▸ Exercise:
Please retype the material beneath this task exactly, starting with its first line and finishing with the line containing "Question: Order these".

▸ Dataset records:
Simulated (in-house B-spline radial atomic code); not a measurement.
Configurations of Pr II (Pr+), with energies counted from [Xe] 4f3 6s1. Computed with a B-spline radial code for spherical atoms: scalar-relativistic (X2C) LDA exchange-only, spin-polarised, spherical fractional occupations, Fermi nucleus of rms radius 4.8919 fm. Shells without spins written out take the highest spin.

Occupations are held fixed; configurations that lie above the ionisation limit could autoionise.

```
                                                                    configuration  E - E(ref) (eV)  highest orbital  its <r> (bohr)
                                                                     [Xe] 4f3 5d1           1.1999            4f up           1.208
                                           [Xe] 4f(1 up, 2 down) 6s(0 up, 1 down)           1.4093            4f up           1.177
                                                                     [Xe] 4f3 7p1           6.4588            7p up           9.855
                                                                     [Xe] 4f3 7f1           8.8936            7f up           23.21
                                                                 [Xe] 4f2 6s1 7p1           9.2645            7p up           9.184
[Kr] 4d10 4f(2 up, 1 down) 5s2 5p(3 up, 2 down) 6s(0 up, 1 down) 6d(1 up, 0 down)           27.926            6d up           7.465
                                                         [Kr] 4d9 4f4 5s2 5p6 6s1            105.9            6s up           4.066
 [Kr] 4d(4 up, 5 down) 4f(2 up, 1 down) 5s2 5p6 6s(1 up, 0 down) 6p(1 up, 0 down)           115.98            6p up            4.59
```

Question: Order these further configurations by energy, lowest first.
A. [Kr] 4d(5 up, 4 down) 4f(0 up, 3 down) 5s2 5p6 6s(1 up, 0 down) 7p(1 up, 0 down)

▸ Exercise result:
Simulated (in-house B-spline radial atomic code); not a measurement.
Configurations of Pr II (Pr+), with energies counted from [Xe] 4f3 6s1. Computed with a B-spline radial code for spherical atoms: scalar-relativistic (X2C) LDA exchange-only, spin-polarised, spherical fractional occupations, Fermi nucleus of rms radius 4.8919 fm. Shells without spins written out take the highest spin.

Occupations are held fixed; configurations that lie above the ionisation limit could autoionise.

```
                                                                    configuration  E - E(ref) (eV)  highest orbital  its <r> (bohr)
                                                                     [Xe] 4f3 5d1           1.1999            4f up           1.208
                                           [Xe] 4f(1 up, 2 down) 6s(0 up, 1 down)           1.4093            4f up           1.177
                                                                     [Xe] 4f3 7p1           6.4588            7p up           9.855
                                                                     [Xe] 4f3 7f1           8.8936            7f up           23.21
                                                                 [Xe] 4f2 6s1 7p1           9.2645            7p up           9.184
[Kr] 4d10 4f(2 up, 1 down) 5s2 5p(3 up, 2 down) 6s(0 up, 1 down) 6d(1 up, 0 down)           27.926            6d up           7.465
                                                         [Kr] 4d9 4f4 5s2 5p6 6s1            105.9            6s up           4.066
 [Kr] 4d(4 up, 5 down) 4f(2 up, 1 down) 5s2 5p6 6s(1 up, 0 down) 6p(1 up, 0 down)           115.98            6p up            4.59
```

Question: Order these further configurations by energy, lowest first.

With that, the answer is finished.